> REQUIREMENT
Every line of the material must appear in the answer exactly as it does here.

> ENTRIES SHOWN
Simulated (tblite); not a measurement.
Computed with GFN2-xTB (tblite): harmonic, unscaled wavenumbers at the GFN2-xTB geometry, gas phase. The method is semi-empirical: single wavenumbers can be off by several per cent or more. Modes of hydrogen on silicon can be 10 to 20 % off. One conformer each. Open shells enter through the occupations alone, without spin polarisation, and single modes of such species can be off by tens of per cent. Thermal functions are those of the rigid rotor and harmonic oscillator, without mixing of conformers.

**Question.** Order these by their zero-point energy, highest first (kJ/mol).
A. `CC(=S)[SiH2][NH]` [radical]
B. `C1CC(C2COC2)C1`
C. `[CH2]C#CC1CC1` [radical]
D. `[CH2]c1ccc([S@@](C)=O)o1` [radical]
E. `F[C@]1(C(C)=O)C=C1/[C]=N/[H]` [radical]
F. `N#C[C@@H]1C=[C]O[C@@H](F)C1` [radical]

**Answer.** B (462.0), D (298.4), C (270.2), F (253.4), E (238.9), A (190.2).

> EXERCISE OUTPUT
Simulated (tblite); not a measurement.
Computed with GFN2-xTB (tblite): harmonic, unscaled wavenumbers at the GFN2-xTB geometry, gas phase. The method is semi-empirical: single wavenumbers can be off by several per cent or more. Modes of hydrogen on silicon can be 10 to 20 % off. One conformer each. Open shells enter through the occupations alone, without spin polarisation, and single modes of such species can be off by tens of per cent. Thermal functions are those of the rigid rotor and harmonic oscillator, without mixing of conformers.

**Question.** Order these by their zero-point energy, highest first (kJ/mol).
A. `CC(=S)[SiH2][NH]` [radical]
B. `C1CC(C2COC2)C1`
C. `[CH2]C#CC1CC1` [radical]
D. `[CH2]c1ccc([S@@](C)=O)o1` [radical]
E. `F[C@]1(C(C)=O)C=C1/[C]=N/[H]` [radical]
F. `N#C[C@@H]1C=[C]O[C@@H](F)C1` [radical]

**Answer.** B (462.0), D (298.4), C (270.2), F (253.4), E (238.9), A (190.2).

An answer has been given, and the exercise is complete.